-- Source information --
Segment Open
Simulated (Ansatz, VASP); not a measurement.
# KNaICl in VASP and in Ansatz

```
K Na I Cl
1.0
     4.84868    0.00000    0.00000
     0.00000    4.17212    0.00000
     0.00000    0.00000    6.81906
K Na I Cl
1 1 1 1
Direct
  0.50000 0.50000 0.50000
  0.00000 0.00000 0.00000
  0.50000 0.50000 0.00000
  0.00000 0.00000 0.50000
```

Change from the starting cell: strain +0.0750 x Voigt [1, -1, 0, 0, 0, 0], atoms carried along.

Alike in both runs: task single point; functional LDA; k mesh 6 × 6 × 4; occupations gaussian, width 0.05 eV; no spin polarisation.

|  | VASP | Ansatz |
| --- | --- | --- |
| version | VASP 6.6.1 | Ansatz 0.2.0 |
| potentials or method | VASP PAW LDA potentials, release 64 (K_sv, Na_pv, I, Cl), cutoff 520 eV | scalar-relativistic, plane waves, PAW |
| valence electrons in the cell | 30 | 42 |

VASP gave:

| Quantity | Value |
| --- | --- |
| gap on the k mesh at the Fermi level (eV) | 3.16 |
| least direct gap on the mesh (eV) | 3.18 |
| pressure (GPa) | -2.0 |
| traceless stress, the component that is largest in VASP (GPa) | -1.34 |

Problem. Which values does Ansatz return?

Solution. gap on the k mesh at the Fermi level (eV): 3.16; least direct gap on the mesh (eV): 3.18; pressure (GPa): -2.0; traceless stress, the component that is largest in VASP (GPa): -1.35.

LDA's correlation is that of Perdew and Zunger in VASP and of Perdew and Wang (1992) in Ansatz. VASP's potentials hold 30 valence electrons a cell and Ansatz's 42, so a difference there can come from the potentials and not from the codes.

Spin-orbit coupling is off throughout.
Segment Closed

-- Requirement --
From the first line of the material above down to the line with "LDA's correlation is", output each line exactly; include both of those lines and add no others.

-- Exercise solution --
Simulated (Ansatz, VASP); not a measurement.
# KNaICl in VASP and in Ansatz

```
K Na I Cl
1.0
     4.84868    0.00000    0.00000
     0.00000    4.17212    0.00000
     0.00000    0.00000    6.81906
K Na I Cl
1 1 1 1
Direct
  0.50000 0.50000 0.50000
  0.00000 0.00000 0.00000
  0.50000 0.50000 0.00000
  0.00000 0.00000 0.50000
```

Change from the starting cell: strain +0.0750 x Voigt [1, -1, 0, 0, 0, 0], atoms carried along.

Alike in both runs: task single point; functional LDA; k mesh 6 × 6 × 4; occupations gaussian, width 0.05 eV; no spin polarisation.

|  | VASP | Ansatz |
| --- | --- | --- |
| version | VASP 6.6.1 | Ansatz 0.2.0 |
| potentials or method | VASP PAW LDA potentials, release 64 (K_sv, Na_pv, I, Cl), cutoff 520 eV | scalar-relativistic, plane waves, PAW |
| valence electrons in the cell | 30 | 42 |

VASP gave:

| Quantity | Value |
| --- | --- |
| gap on the k mesh at the Fermi level (eV) | 3.16 |
| least direct gap on the mesh (eV) | 3.18 |
| pressure (GPa) | -2.0 |
| traceless stress, the component that is largest in VASP (GPa) | -1.34 |

Problem. Which values does Ansatz return?

Solution. gap on the k mesh at the Fermi level (eV): 3.16; least direct gap on the mesh (eV): 3.18; pressure (GPa): -2.0; traceless stress, the component that is largest in VASP (GPa): -1.35.

LDA's correlation is that of Perdew and Zunger in VASP and of Perdew and Wang (1992) in Ansatz. VASP's potentials hold 30 valence electrons a cell and Ansatz's 42, so a difference there can come from the potentials and not from the codes.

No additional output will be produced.